== Work item ==
Give every line of the records exactly, please, from the first up to and including the one containing "# Extrapolating the".

== Excerpted records ==
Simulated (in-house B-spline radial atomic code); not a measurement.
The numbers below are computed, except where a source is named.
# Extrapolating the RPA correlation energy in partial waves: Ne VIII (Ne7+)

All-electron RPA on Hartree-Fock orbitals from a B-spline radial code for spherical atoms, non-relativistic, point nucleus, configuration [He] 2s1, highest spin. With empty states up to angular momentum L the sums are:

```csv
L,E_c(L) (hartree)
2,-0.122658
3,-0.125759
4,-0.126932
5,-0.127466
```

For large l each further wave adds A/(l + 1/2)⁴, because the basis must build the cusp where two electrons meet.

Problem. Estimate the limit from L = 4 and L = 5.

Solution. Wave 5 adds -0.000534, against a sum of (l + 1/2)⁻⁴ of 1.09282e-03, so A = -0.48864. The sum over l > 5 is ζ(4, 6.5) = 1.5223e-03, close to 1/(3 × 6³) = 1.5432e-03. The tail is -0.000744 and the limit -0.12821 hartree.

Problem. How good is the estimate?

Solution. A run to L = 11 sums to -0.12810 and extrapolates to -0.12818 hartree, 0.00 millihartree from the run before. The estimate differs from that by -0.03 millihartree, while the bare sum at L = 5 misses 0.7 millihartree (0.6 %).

== Worked solution ==
Simulated (in-house B-spline radial atomic code); not a measurement.
The numbers below are computed, except where a source is named.
# Extrapolating the RPA correlation energy in partial waves: Ne VIII (Ne7+)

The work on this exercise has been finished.